▶ **Work instruction**
Write out the following listing's lines from the one with "## AlN, space" to the one with "Computed with Ansatz", exactly, with both included and no others.

▶ **Record set**
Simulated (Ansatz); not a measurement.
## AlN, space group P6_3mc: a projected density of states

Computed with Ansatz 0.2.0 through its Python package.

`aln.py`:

▶ **Response area**
## AlN, space group P6_3mc: a projected density of states

Computed with Ansatz 0.2.0 through its Python package.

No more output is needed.